BRIEF – Below are lines of data, and only some are wanted. Please repeat exactly those from the line that has "LAPW, scalar-relativistic |" through the line that has "Estimate VASP's values.".

_____
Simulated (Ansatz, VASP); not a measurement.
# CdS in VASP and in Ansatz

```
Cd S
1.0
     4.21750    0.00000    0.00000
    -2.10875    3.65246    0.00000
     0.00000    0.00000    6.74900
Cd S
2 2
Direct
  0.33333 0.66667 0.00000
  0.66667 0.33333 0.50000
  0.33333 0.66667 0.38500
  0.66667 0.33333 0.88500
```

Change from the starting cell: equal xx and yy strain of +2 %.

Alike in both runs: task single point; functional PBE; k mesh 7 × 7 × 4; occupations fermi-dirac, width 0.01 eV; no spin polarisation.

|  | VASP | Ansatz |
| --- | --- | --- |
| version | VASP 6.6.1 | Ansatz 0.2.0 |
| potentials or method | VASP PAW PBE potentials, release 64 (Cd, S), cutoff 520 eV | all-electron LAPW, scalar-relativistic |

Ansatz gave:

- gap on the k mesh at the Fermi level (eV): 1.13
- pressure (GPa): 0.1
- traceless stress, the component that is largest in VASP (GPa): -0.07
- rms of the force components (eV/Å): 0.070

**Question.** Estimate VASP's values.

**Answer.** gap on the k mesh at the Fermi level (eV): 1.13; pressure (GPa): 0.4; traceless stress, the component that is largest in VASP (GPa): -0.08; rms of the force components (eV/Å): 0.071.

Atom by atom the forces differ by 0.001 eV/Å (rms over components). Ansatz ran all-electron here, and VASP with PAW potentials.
_____

RESULT –
| potentials or method | VASP PAW PBE potentials, release 64 (Cd, S), cutoff 520 eV | all-electron LAPW, scalar-relativistic |

Ansatz gave:

- gap on the k mesh at the Fermi level (eV): 1.13
- pressure (GPa): 0.1
- traceless stress, the component that is largest in VASP (GPa): -0.07
- rms of the force components (eV/Å): 0.070

**Question.** Estimate VASP's values.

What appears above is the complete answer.